####

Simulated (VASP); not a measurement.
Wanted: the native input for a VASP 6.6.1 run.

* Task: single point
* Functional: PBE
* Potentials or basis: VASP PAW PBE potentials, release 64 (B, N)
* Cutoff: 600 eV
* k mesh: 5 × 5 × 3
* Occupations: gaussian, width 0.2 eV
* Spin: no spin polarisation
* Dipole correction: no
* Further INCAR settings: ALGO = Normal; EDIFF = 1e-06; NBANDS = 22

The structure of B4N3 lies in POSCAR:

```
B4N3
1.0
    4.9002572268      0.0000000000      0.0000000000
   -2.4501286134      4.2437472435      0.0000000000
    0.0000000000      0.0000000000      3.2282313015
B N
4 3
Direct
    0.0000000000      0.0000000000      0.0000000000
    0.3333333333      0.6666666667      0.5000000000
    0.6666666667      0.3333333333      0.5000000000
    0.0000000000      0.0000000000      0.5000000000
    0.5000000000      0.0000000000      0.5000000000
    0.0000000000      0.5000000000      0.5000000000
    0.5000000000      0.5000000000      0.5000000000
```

####

| ACTIVITY |
Type out the material above once more, exactly.

| ANSWER AREA |
Simulated (VASP); not a measurement.
Wanted: the native input for a VASP 6.6.1 run.

* Task: single point
* Functional: PBE
* Potentials or basis: VASP PAW PBE potentials, release 64 (B, N)
* Cutoff: 600 eV
* k mesh: 5 × 5 × 3
* Occupations: gaussian, width 0.2 eV
* Spin: no spin polarisation
* Dipole correction: no
* Further INCAR settings: ALGO = Normal; EDIFF = 1e-06; NBANDS = 22

The structure of B4N3 lies in POSCAR:

```
B4N3
1.0
    4.9002572268      0.0000000000      0.0000000000
   -2.4501286134      4.2437472435      0.0000000000
    0.0000000000      0.0000000000      3.2282313015
B N
4 3
Direct
    0.0000000000      0.0000000000      0.0000000000
    0.3333333333      0.6666666667      0.5000000000
    0.6666666667      0.3333333333      0.5000000000
    0.0000000000      0.0000000000      0.5000000000
    0.5000000000      0.0000000000      0.5000000000
    0.0000000000      0.5000000000      0.5000000000
    0.5000000000      0.5000000000      0.5000000000
```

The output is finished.